## EXCERPTED DATA
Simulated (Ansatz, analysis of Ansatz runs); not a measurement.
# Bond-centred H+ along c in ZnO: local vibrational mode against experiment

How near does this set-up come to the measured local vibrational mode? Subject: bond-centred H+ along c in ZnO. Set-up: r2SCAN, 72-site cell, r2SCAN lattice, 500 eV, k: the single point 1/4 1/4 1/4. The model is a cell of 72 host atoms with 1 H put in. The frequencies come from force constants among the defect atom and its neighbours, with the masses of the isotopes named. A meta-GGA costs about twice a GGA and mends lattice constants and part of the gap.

## ASSIGNMENT
Write the material out exactly, with nothing left out.

## WRITTEN SOLUTION
Simulated (Ansatz, analysis of Ansatz runs); not a measurement.
# Bond-centred H+ along c in ZnO: local vibrational mode against experiment

How near does this set-up come to the measured local vibrational mode? Subject: bond-centred H+ along c in ZnO. Set-up: r2SCAN, 72-site cell, r2SCAN lattice, 500 eV, k: the single point 1/4 1/4 1/4. The model is a cell of 72 host atoms with 1 H put in. The frequencies come from force constants among the defect atom and its neighbours, with the masses of the isotopes named. A meta-GGA costs about twice a GGA and mends lattice constants and part of the gap.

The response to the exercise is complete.